::::
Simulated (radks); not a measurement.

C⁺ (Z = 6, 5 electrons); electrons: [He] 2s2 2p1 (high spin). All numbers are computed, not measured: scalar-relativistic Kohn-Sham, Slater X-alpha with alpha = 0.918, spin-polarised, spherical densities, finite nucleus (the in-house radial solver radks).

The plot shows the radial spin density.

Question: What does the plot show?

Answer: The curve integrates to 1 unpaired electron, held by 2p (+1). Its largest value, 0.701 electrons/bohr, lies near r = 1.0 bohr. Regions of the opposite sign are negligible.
::::

Work task: Copy out only the lines above from the one with "The plot shows the radial spin density." to the one with "Question: What does the plot show?", inclusive, exactly as they stand.

Your response:
The plot shows the radial spin density.

Question: What does the plot show?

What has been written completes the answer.